Task item
Only the stretch of the listing below that runs from the line with "E = (1/2) sum_(i, j" through the line with "Inputs (values chosen" is to be printed, exactly and with both ends.

Data for review
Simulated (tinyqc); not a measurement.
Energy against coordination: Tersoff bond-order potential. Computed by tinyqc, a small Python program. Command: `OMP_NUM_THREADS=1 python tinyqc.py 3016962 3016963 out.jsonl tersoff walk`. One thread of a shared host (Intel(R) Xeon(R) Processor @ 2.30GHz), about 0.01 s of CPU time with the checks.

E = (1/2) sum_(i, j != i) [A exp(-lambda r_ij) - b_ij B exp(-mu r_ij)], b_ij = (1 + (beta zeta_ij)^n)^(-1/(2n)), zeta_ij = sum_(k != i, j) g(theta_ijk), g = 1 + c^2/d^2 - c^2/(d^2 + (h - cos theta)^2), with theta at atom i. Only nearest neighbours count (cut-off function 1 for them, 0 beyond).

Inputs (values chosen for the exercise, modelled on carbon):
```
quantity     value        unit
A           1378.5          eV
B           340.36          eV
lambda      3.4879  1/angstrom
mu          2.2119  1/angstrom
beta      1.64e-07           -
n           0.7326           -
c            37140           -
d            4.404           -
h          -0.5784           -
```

Written response
E = (1/2) sum_(i, j != i) [A exp(-lambda r_ij) - b_ij B exp(-mu r_ij)], b_ij = (1 + (beta zeta_ij)^n)^(-1/(2n)), zeta_ij = sum_(k != i, j) g(theta_ijk), g = 1 + c^2/d^2 - c^2/(d^2 + (h - cos theta)^2), with theta at atom i. Only nearest neighbours count (cut-off function 1 for them, 0 beyond).

Inputs (values chosen for the exercise, modelled on carbon):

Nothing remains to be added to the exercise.